• [Work order]:
The entries that follow should be written out exactly.

• [Supplied data]:
= = = = = = =

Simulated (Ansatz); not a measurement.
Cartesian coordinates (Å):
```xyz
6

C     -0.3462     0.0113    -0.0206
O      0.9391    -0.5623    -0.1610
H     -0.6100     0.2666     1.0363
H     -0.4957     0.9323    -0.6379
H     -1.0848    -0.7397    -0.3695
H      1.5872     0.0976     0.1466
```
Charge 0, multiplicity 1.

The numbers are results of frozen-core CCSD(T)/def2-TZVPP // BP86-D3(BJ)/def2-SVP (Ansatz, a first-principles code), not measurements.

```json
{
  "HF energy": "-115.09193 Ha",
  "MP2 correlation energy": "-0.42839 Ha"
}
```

= = = = = = =

• [Written response]:
Simulated (Ansatz); not a measurement.
Cartesian coordinates (Å):
```xyz
6

C     -0.3462     0.0113    -0.0206
O      0.9391    -0.5623    -0.1610
H     -0.6100     0.2666     1.0363
H     -0.4957     0.9323    -0.6379
H     -1.0848    -0.7397    -0.3695
H      1.5872     0.0976     0.1466
```
Charge 0, multiplicity 1.

The numbers are results of frozen-core CCSD(T)/def2-TZVPP // BP86-D3(BJ)/def2-SVP (Ansatz, a first-principles code), not measurements.

```json
{
  "HF energy": "-115.09193 Ha",
  "MP2 correlation energy": "-0.42839 Ha"
}
```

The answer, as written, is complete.